Work order –
Write out exactly what each line says, starting with the first line below and ending on the one with "Total energies compare".

----------

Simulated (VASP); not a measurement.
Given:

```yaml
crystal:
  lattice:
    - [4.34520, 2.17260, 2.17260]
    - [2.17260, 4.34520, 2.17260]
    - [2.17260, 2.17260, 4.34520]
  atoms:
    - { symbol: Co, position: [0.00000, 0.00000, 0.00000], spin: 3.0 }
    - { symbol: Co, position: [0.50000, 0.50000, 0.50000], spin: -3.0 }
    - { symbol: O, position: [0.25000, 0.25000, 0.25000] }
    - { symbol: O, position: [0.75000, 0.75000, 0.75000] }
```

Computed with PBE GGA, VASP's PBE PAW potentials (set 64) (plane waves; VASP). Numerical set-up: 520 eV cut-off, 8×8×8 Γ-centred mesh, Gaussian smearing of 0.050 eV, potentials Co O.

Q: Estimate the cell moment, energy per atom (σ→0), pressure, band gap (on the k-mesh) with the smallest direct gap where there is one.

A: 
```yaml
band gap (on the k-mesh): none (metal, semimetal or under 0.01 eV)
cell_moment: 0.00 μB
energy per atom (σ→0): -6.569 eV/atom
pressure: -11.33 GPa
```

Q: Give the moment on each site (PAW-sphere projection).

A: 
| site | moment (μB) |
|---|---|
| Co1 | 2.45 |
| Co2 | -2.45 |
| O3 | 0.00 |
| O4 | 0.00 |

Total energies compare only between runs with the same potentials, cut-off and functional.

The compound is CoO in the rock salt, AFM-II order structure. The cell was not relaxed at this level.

----------

Task result –
Simulated (VASP); not a measurement.
Given:

```yaml
crystal:
  lattice:
    - [4.34520, 2.17260, 2.17260]
    - [2.17260, 4.34520, 2.17260]
    - [2.17260, 2.17260, 4.34520]
  atoms:
    - { symbol: Co, position: [0.00000, 0.00000, 0.00000], spin: 3.0 }
    - { symbol: Co, position: [0.50000, 0.50000, 0.50000], spin: -3.0 }
    - { symbol: O, position: [0.25000, 0.25000, 0.25000] }
    - { symbol: O, position: [0.75000, 0.75000, 0.75000] }
```

Computed with PBE GGA, VASP's PBE PAW potentials (set 64) (plane waves; VASP). Numerical set-up: 520 eV cut-off, 8×8×8 Γ-centred mesh, Gaussian smearing of 0.050 eV, potentials Co O.

Q: Estimate the cell moment, energy per atom (σ→0), pressure, band gap (on the k-mesh) with the smallest direct gap where there is one.

A: 
```yaml
band gap (on the k-mesh): none (metal, semimetal or under 0.01 eV)
cell_moment: 0.00 μB
energy per atom (σ→0): -6.569 eV/atom
pressure: -11.33 GPa
```

Q: Give the moment on each site (PAW-sphere projection).

A: 
| site | moment (μB) |
|---|---|
| Co1 | 2.45 |
| Co2 | -2.45 |
| O3 | 0.00 |
| O4 | 0.00 |

Total energies compare only between runs with the same potentials, cut-off and functional.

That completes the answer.